Requirement
Starting at the first line of the listing below and ending at the line with "Solution. Pressure -3.2 GPa.", copy each line exactly.

The data
------------------------------------

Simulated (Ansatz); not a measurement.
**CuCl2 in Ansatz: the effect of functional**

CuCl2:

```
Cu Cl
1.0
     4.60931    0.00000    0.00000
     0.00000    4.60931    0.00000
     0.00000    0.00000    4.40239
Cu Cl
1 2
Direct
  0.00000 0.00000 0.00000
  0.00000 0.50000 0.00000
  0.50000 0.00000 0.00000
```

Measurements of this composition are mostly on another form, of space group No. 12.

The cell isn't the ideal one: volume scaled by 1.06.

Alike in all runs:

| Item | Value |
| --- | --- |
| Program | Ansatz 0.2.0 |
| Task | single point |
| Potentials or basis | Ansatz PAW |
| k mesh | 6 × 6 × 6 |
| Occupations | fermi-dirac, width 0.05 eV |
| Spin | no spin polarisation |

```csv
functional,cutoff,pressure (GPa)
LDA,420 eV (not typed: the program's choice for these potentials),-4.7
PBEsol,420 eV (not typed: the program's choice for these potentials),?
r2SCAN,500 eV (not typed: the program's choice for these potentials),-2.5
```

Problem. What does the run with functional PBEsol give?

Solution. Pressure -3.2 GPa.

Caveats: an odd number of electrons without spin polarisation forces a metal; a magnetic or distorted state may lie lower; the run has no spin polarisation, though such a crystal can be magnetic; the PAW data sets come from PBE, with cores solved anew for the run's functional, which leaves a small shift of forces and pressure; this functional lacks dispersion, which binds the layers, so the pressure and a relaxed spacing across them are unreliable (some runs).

------------------------------------

Written solution
Simulated (Ansatz); not a measurement.
**CuCl2 in Ansatz: the effect of functional**

CuCl2:

```
Cu Cl
1.0
     4.60931    0.00000    0.00000
     0.00000    4.60931    0.00000
     0.00000    0.00000    4.40239
Cu Cl
1 2
Direct
  0.00000 0.00000 0.00000
  0.00000 0.50000 0.00000
  0.50000 0.00000 0.00000
```

Measurements of this composition are mostly on another form, of space group No. 12.

The cell isn't the ideal one: volume scaled by 1.06.

Alike in all runs:

| Item | Value |
| --- | --- |
| Program | Ansatz 0.2.0 |
| Task | single point |
| Potentials or basis | Ansatz PAW |
| k mesh | 6 × 6 × 6 |
| Occupations | fermi-dirac, width 0.05 eV |
| Spin | no spin polarisation |

```csv
functional,cutoff,pressure (GPa)
LDA,420 eV (not typed: the program's choice for these potentials),-4.7
PBEsol,420 eV (not typed: the program's choice for these potentials),?
r2SCAN,500 eV (not typed: the program's choice for these potentials),-2.5
```

Problem. What does the run with functional PBEsol give?

Solution. Pressure -3.2 GPa.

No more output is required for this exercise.